_RECORD SET_
★ ★ ★ ★ ★

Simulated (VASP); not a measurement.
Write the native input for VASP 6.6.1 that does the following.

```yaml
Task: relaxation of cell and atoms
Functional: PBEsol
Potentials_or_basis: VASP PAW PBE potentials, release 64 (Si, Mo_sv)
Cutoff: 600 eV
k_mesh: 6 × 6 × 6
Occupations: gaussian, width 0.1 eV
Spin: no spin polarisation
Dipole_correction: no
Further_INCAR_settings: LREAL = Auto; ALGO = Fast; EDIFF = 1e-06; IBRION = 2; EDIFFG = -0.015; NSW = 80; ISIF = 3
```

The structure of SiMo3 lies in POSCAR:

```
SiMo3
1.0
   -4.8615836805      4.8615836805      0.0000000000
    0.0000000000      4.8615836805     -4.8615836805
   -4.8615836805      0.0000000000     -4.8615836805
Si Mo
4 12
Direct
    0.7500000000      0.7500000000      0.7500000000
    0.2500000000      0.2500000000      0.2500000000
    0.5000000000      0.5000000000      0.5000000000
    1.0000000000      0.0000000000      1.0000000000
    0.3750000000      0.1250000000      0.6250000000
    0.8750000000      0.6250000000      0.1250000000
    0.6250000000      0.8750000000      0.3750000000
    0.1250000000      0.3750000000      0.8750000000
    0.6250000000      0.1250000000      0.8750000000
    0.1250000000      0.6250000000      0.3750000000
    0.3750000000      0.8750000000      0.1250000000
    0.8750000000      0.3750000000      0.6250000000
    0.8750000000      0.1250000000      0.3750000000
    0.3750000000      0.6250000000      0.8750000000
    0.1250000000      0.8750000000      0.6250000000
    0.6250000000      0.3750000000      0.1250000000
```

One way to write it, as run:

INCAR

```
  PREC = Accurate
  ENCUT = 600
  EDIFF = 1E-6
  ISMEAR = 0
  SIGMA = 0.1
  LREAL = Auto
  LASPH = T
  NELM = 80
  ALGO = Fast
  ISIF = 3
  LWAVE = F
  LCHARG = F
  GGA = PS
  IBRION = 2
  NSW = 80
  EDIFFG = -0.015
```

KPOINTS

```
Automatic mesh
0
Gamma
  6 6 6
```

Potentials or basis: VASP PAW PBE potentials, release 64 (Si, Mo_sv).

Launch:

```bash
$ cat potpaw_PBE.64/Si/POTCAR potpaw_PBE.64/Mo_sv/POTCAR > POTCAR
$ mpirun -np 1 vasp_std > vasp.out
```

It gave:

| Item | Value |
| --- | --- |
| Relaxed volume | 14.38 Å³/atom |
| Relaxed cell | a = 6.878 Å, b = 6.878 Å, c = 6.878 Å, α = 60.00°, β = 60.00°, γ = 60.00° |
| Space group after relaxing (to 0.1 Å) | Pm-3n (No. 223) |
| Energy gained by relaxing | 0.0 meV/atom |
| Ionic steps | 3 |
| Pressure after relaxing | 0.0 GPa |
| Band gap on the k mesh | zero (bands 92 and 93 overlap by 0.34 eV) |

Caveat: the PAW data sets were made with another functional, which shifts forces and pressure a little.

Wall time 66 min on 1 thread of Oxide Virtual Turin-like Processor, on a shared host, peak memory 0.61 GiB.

★ ★ ★ ★ ★

_REQUIRED ACTION_
Copy the lines above exactly. Start with the line containing "relaxing | 0.0 GPa |", end with the line containing "Caveat: the PAW", and include both.

_EXPECTED ANSWER_
| Pressure after relaxing | 0.0 GPa |
| Band gap on the k mesh | zero (bands 92 and 93 overlap by 0.34 eV) |

Caveat: the PAW data sets were made with another functional, which shifts forces and pressure a little.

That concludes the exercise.